▶ DATA EXTRACT:
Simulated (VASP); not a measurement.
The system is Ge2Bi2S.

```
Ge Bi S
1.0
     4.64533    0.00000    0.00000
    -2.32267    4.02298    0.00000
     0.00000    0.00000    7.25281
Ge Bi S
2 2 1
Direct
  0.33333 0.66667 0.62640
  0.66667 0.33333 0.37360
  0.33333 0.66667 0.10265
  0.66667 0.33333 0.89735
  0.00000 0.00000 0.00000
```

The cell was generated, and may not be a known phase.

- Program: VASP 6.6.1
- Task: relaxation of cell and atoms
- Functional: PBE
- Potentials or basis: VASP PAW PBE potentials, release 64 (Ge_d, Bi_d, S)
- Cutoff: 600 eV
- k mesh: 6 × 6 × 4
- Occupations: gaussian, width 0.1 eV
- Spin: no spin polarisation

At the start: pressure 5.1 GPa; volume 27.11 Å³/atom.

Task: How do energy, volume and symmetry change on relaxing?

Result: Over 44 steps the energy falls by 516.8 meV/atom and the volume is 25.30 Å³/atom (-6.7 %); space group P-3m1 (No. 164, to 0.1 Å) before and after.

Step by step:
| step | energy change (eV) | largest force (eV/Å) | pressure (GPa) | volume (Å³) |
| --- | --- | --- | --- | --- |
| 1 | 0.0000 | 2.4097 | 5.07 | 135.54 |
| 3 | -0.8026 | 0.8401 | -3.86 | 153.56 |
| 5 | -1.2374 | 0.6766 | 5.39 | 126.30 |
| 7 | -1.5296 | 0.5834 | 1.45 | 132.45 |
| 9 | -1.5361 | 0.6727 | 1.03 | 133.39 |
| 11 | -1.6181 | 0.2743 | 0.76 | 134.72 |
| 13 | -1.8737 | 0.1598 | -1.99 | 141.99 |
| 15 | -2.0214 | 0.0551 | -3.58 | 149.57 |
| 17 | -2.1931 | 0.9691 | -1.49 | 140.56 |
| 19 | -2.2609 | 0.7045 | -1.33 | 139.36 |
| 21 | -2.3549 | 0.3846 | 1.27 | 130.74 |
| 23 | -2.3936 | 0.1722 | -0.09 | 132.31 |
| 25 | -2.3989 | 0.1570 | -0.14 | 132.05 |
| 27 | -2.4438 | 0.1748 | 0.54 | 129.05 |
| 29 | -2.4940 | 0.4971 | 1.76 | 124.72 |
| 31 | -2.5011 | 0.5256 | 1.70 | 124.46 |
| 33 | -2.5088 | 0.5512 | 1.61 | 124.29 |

▶ ACTIVITY: Write out only the lines that run from the line containing "- Cutoff: 600 eV" through the line containing "1.70 | 124.46 |", both included, exactly as they appear above.

▶ TASK RESULT:
- Cutoff: 600 eV
- k mesh: 6 × 6 × 4
- Occupations: gaussian, width 0.1 eV
- Spin: no spin polarisation

At the start: pressure 5.1 GPa; volume 27.11 Å³/atom.

Task: How do energy, volume and symmetry change on relaxing?

Result: Over 44 steps the energy falls by 516.8 meV/atom and the volume is 25.30 Å³/atom (-6.7 %); space group P-3m1 (No. 164, to 0.1 Å) before and after.

Step by step:
| step | energy change (eV) | largest force (eV/Å) | pressure (GPa) | volume (Å³) |
| --- | --- | --- | --- | --- |
| 1 | 0.0000 | 2.4097 | 5.07 | 135.54 |
| 3 | -0.8026 | 0.8401 | -3.86 | 153.56 |
| 5 | -1.2374 | 0.6766 | 5.39 | 126.30 |
| 7 | -1.5296 | 0.5834 | 1.45 | 132.45 |
| 9 | -1.5361 | 0.6727 | 1.03 | 133.39 |
| 11 | -1.6181 | 0.2743 | 0.76 | 134.72 |
| 13 | -1.8737 | 0.1598 | -1.99 | 141.99 |
| 15 | -2.0214 | 0.0551 | -3.58 | 149.57 |
| 17 | -2.1931 | 0.9691 | -1.49 | 140.56 |
| 19 | -2.2609 | 0.7045 | -1.33 | 139.36 |
| 21 | -2.3549 | 0.3846 | 1.27 | 130.74 |
| 23 | -2.3936 | 0.1722 | -0.09 | 132.31 |
| 25 | -2.3989 | 0.1570 | -0.14 | 132.05 |
| 27 | -2.4438 | 0.1748 | 0.54 | 129.05 |
| 29 | -2.4940 | 0.4971 | 1.76 | 124.72 |
| 31 | -2.5011 | 0.5256 | 1.70 | 124.46 |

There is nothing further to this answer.